- Task item
Type again, exactly, the lines below from the start through the line that includes "## Step 1: The system as given".

::::::
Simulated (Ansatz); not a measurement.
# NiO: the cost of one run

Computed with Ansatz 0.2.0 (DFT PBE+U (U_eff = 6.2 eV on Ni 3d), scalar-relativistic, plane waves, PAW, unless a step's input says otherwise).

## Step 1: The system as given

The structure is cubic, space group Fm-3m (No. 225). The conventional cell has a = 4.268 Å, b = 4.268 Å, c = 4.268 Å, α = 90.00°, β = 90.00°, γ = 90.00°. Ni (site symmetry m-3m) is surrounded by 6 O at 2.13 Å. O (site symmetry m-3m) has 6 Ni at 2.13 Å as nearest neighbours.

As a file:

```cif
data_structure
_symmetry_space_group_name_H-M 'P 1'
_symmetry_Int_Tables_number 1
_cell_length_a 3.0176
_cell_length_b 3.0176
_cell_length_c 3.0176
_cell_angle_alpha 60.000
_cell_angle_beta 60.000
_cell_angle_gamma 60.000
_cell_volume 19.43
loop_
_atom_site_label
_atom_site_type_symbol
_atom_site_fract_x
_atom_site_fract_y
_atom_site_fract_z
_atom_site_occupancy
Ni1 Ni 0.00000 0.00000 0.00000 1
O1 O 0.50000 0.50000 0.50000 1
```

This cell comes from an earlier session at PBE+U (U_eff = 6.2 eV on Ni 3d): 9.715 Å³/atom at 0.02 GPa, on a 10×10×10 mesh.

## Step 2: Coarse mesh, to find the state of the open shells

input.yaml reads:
::::::

- Response box
Simulated (Ansatz); not a measurement.
# NiO: the cost of one run

Computed with Ansatz 0.2.0 (DFT PBE+U (U_eff = 6.2 eV on Ni 3d), scalar-relativistic, plane waves, PAW, unless a step's input says otherwise).

## Step 1: The system as given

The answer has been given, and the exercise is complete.